****

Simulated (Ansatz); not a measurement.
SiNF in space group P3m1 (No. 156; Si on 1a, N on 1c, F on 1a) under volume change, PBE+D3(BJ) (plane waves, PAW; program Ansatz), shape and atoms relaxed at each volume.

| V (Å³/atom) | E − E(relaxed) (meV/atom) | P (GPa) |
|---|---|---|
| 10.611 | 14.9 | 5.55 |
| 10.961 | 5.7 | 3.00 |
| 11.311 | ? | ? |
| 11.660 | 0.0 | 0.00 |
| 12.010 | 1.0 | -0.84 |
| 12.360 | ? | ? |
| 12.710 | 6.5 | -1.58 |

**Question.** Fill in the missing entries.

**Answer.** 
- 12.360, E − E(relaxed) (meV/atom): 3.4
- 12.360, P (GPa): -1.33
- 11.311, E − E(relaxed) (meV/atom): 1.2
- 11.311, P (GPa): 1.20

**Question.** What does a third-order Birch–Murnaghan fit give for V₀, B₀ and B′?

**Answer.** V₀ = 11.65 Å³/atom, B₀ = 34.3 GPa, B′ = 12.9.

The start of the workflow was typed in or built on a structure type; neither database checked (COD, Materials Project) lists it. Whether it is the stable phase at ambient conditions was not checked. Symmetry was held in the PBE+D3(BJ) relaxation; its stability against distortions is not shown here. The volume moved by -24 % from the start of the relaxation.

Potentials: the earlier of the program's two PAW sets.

****

» Assignment
Looking at the data above, return every line from the one with "0.0 | 0.00 |" down to the one with "The start of the workflow", exactly and inclusively.

» Exercise output
| 11.660 | 0.0 | 0.00 |
| 12.010 | 1.0 | -0.84 |
| 12.360 | ? | ? |
| 12.710 | 6.5 | -1.58 |

**Question.** Fill in the missing entries.

**Answer.** 
- 12.360, E − E(relaxed) (meV/atom): 3.4
- 12.360, P (GPa): -1.33
- 11.311, E − E(relaxed) (meV/atom): 1.2
- 11.311, P (GPa): 1.20

**Question.** What does a third-order Birch–Murnaghan fit give for V₀, B₀ and B′?

**Answer.** V₀ = 11.65 Å³/atom, B₀ = 34.3 GPa, B′ = 12.9.

The start of the workflow was typed in or built on a structure type; neither database checked (COD, Materials Project) lists it. Whether it is the stable phase at ambient conditions was not checked. Symmetry was held in the PBE+D3(BJ) relaxation; its stability against distortions is not shown here. The volume moved by -24 % from the start of the relaxation.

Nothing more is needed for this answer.